### ASSIGNED TASK
From the first line of the data below through the line holding "It fails none", write out each line exactly as it stands.

### DATA SECTION
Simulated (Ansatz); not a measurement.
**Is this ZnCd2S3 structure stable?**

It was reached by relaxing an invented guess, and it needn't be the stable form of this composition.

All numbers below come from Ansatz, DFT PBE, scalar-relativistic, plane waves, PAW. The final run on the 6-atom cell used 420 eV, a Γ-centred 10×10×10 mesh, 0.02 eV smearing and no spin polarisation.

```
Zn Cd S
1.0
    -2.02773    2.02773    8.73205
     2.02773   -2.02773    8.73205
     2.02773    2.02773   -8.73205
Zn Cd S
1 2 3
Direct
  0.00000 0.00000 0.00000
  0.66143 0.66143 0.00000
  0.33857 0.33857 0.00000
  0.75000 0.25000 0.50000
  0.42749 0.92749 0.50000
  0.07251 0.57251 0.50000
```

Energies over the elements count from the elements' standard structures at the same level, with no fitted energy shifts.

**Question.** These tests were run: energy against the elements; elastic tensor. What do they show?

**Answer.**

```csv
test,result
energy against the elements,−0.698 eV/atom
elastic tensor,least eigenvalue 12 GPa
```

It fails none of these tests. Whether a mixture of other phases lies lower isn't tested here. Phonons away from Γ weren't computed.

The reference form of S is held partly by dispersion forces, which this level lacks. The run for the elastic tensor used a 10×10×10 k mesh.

### TASK RESULT
Simulated (Ansatz); not a measurement.
**Is this ZnCd2S3 structure stable?**

It was reached by relaxing an invented guess, and it needn't be the stable form of this composition.

All numbers below come from Ansatz, DFT PBE, scalar-relativistic, plane waves, PAW. The final run on the 6-atom cell used 420 eV, a Γ-centred 10×10×10 mesh, 0.02 eV smearing and no spin polarisation.

```
Zn Cd S
1.0
    -2.02773    2.02773    8.73205
     2.02773   -2.02773    8.73205
     2.02773    2.02773   -8.73205
Zn Cd S
1 2 3
Direct
  0.00000 0.00000 0.00000
  0.66143 0.66143 0.00000
  0.33857 0.33857 0.00000
  0.75000 0.25000 0.50000
  0.42749 0.92749 0.50000
  0.07251 0.57251 0.50000
```

Energies over the elements count from the elements' standard structures at the same level, with no fitted energy shifts.

**Question.** These tests were run: energy against the elements; elastic tensor. What do they show?

**Answer.**

```csv
test,result
energy against the elements,−0.698 eV/atom
elastic tensor,least eigenvalue 12 GPa
```

It fails none of these tests. Whether a mixture of other phases lies lower isn't tested here. Phonons away from Γ weren't computed.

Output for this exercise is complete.